═════ Data to examine

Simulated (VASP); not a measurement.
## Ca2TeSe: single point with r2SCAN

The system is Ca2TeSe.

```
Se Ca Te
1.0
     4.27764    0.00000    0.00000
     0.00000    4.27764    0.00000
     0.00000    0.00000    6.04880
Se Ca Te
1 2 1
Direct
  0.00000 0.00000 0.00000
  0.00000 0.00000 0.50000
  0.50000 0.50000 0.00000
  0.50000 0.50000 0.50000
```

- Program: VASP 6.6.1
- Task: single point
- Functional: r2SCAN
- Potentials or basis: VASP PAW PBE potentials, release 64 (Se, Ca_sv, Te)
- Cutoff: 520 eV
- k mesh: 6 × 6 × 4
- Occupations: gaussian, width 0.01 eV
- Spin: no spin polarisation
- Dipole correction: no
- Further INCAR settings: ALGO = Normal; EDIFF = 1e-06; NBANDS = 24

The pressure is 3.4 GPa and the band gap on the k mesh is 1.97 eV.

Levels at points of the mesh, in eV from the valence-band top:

══════════

Assignment | Reproduce word for word the material above, beginning with the line that contains "## Ca2TeSe: single point with r2SCAN" and ending with the line that contains "The pressure is".

Answer space |
## Ca2TeSe: single point with r2SCAN

The system is Ca2TeSe.

```
Se Ca Te
1.0
     4.27764    0.00000    0.00000
     0.00000    4.27764    0.00000
     0.00000    0.00000    6.04880
Se Ca Te
1 2 1
Direct
  0.00000 0.00000 0.00000
  0.00000 0.00000 0.50000
  0.50000 0.50000 0.00000
  0.50000 0.50000 0.50000
```

- Program: VASP 6.6.1
- Task: single point
- Functional: r2SCAN
- Potentials or basis: VASP PAW PBE potentials, release 64 (Se, Ca_sv, Te)
- Cutoff: 520 eV
- k mesh: 6 × 6 × 4
- Occupations: gaussian, width 0.01 eV
- Spin: no spin polarisation
- Dipole correction: no
- Further INCAR settings: ALGO = Normal; EDIFF = 1e-06; NBANDS = 24

The pressure is 3.4 GPa and the band gap on the k mesh is 1.97 eV.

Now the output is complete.